__ACTIVITY__
Return the lines below exactly, from the first one through the line that has "Properties of n-undecane". Leave out everything after it.

-------------------------

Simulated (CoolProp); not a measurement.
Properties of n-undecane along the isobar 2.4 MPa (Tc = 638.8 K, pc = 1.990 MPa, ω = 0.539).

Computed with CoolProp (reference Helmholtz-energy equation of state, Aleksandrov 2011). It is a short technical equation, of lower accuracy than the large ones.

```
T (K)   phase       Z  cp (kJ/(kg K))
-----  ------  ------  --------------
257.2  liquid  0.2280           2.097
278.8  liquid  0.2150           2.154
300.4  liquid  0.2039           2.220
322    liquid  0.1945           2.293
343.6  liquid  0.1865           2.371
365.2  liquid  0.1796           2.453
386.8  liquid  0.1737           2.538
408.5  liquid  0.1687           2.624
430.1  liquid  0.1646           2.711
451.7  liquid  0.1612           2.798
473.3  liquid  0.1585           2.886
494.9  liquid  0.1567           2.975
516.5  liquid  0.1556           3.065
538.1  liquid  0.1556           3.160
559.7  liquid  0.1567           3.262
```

-------------------------

__WRITTEN RESPONSE__
Simulated (CoolProp); not a measurement.
Properties of n-undecane along the isobar 2.4 MPa (Tc = 638.8 K, pc = 1.990 MPa, ω = 0.539).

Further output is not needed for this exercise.